- **Records supplied**
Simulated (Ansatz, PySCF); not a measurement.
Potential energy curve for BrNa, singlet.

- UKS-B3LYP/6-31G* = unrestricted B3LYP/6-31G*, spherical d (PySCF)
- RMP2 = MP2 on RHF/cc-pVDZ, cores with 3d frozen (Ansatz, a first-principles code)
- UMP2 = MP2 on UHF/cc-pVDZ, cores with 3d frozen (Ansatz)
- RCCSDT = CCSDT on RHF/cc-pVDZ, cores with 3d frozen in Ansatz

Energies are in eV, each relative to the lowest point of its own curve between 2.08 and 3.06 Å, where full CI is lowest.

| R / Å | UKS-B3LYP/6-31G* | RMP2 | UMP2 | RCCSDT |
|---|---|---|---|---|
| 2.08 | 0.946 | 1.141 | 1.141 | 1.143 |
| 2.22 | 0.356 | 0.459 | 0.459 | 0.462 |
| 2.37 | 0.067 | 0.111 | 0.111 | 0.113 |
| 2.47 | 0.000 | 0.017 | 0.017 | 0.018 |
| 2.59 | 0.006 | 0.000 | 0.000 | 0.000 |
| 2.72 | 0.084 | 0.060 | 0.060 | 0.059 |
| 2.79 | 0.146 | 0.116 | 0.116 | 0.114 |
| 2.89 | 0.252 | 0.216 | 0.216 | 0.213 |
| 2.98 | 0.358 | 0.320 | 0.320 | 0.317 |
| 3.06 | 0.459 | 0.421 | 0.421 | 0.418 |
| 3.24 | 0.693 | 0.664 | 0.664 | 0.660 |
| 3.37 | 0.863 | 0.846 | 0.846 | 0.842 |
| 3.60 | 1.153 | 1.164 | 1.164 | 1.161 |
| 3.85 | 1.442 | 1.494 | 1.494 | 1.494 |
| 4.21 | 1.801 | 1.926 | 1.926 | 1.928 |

- **Required action**
Beginning with the very first line of the material above, give each line again exactly, ending with the line that contains "Energies are in".

- **Worked solution**
Simulated (Ansatz, PySCF); not a measurement.
Potential energy curve for BrNa, singlet.

- UKS-B3LYP/6-31G* = unrestricted B3LYP/6-31G*, spherical d (PySCF)
- RMP2 = MP2 on RHF/cc-pVDZ, cores with 3d frozen (Ansatz, a first-principles code)
- UMP2 = MP2 on UHF/cc-pVDZ, cores with 3d frozen (Ansatz)
- RCCSDT = CCSDT on RHF/cc-pVDZ, cores with 3d frozen in Ansatz

Energies are in eV, each relative to the lowest point of its own curve between 2.08 and 3.06 Å, where full CI is lowest.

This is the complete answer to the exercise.